- Action item: Below are some entries. Repeat exactly the lines from the one with "Wanted: the spread" through the one with "## (3) VASP: single point, LDA, start cell", and only those.

⟨

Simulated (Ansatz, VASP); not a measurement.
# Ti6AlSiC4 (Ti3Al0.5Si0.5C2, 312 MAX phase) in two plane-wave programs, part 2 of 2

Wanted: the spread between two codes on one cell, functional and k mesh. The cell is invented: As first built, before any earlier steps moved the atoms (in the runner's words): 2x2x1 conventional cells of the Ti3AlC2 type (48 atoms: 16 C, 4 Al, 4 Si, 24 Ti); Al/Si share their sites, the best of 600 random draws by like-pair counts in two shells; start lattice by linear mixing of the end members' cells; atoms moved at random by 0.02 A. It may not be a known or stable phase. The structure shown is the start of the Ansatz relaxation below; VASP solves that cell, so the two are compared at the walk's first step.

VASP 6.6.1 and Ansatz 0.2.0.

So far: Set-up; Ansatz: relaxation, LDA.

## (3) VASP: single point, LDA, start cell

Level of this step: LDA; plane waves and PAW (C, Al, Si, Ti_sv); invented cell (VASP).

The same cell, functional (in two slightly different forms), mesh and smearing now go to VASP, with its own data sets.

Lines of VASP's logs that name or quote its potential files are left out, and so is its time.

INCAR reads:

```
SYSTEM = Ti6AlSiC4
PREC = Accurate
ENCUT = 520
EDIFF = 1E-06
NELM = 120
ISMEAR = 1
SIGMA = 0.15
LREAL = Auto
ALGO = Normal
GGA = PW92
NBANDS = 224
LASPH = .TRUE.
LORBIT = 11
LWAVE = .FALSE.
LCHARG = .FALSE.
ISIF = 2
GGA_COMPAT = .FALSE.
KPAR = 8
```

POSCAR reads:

⟩

- Answer section:
Wanted: the spread between two codes on one cell, functional and k mesh. The cell is invented: As first built, before any earlier steps moved the atoms (in the runner's words): 2x2x1 conventional cells of the Ti3AlC2 type (48 atoms: 16 C, 4 Al, 4 Si, 24 Ti); Al/Si share their sites, the best of 600 random draws by like-pair counts in two shells; start lattice by linear mixing of the end members' cells; atoms moved at random by 0.02 A. It may not be a known or stable phase. The structure shown is the start of the Ansatz relaxation below; VASP solves that cell, so the two are compared at the walk's first step.

VASP 6.6.1 and Ansatz 0.2.0.

So far: Set-up; Ansatz: relaxation, LDA.

## (3) VASP: single point, LDA, start cell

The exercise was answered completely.